◆ ENTRIES PROVIDED
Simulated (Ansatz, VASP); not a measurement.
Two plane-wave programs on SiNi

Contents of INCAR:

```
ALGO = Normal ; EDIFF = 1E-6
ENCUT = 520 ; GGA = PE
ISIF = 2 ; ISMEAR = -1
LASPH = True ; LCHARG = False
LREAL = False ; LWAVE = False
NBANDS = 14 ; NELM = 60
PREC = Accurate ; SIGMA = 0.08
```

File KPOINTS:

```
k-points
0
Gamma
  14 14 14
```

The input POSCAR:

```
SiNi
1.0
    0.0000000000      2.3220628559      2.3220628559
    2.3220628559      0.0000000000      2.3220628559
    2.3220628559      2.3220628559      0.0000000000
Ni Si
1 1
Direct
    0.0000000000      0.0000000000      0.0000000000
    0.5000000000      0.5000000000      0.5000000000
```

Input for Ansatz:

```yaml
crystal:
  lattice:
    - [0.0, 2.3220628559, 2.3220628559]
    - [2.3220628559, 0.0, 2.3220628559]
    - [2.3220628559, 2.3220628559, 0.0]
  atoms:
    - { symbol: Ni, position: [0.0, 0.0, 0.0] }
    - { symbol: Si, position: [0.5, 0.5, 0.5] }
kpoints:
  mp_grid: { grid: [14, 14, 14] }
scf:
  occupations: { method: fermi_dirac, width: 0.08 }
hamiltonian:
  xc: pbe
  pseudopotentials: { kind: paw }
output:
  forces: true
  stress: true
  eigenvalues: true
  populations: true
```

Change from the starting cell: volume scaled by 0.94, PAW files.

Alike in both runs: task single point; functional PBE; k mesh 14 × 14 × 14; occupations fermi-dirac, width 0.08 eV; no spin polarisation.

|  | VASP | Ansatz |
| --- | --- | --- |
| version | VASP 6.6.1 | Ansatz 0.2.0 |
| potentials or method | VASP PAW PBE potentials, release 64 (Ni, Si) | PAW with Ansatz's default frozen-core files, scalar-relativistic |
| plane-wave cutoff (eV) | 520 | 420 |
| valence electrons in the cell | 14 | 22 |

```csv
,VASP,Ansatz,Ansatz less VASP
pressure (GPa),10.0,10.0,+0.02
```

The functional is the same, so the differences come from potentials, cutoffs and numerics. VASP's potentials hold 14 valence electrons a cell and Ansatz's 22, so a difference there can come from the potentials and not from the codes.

◆ WORK REQUEST
Set down each line of the material verbatim, from the first line through the line that contains "Alike in both".

◆ TASK ANSWER
Simulated (Ansatz, VASP); not a measurement.
Two plane-wave programs on SiNi

Contents of INCAR:

```
ALGO = Normal ; EDIFF = 1E-6
ENCUT = 520 ; GGA = PE
ISIF = 2 ; ISMEAR = -1
LASPH = True ; LCHARG = False
LREAL = False ; LWAVE = False
NBANDS = 14 ; NELM = 60
PREC = Accurate ; SIGMA = 0.08
```

File KPOINTS:

```
k-points
0
Gamma
  14 14 14
```

The input POSCAR:

```
SiNi
1.0
    0.0000000000      2.3220628559      2.3220628559
    2.3220628559      0.0000000000      2.3220628559
    2.3220628559      2.3220628559      0.0000000000
Ni Si
1 1
Direct
    0.0000000000      0.0000000000      0.0000000000
    0.5000000000      0.5000000000      0.5000000000
```

Input for Ansatz:

```yaml
crystal:
  lattice:
    - [0.0, 2.3220628559, 2.3220628559]
    - [2.3220628559, 0.0, 2.3220628559]
    - [2.3220628559, 2.3220628559, 0.0]
  atoms:
    - { symbol: Ni, position: [0.0, 0.0, 0.0] }
    - { symbol: Si, position: [0.5, 0.5, 0.5] }
kpoints:
  mp_grid: { grid: [14, 14, 14] }
scf:
  occupations: { method: fermi_dirac, width: 0.08 }
hamiltonian:
  xc: pbe
  pseudopotentials: { kind: paw }
output:
  forces: true
  stress: true
  eigenvalues: true
  populations: true
```

Change from the starting cell: volume scaled by 0.94, PAW files.

Alike in both runs: task single point; functional PBE; k mesh 14 × 14 × 14; occupations fermi-dirac, width 0.08 eV; no spin polarisation.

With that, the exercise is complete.